[Opening LISTED RECORDS section]

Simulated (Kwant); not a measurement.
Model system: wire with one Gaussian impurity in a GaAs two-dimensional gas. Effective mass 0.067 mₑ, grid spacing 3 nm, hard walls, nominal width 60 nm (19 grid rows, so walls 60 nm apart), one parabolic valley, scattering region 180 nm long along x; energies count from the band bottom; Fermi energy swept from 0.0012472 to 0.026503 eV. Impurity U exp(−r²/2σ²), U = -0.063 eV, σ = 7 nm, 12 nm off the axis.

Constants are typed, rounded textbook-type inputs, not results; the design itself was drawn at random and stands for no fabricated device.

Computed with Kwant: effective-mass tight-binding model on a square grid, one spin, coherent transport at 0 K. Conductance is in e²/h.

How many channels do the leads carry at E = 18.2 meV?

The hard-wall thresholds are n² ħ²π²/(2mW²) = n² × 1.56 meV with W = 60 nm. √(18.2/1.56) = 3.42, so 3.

[Closing LISTED RECORDS section]

*TASK ITEM*
Repeat exactly the lines of the data from the first one through the line with "How many channels", both of them included.

*YOUR SOLUTION*
Simulated (Kwant); not a measurement.
Model system: wire with one Gaussian impurity in a GaAs two-dimensional gas. Effective mass 0.067 mₑ, grid spacing 3 nm, hard walls, nominal width 60 nm (19 grid rows, so walls 60 nm apart), one parabolic valley, scattering region 180 nm long along x; energies count from the band bottom; Fermi energy swept from 0.0012472 to 0.026503 eV. Impurity U exp(−r²/2σ²), U = -0.063 eV, σ = 7 nm, 12 nm off the axis.

Constants are typed, rounded textbook-type inputs, not results; the design itself was drawn at random and stands for no fabricated device.

Computed with Kwant: effective-mass tight-binding model on a square grid, one spin, coherent transport at 0 K. Conductance is in e²/h.

How many channels do the leads carry at E = 18.2 meV?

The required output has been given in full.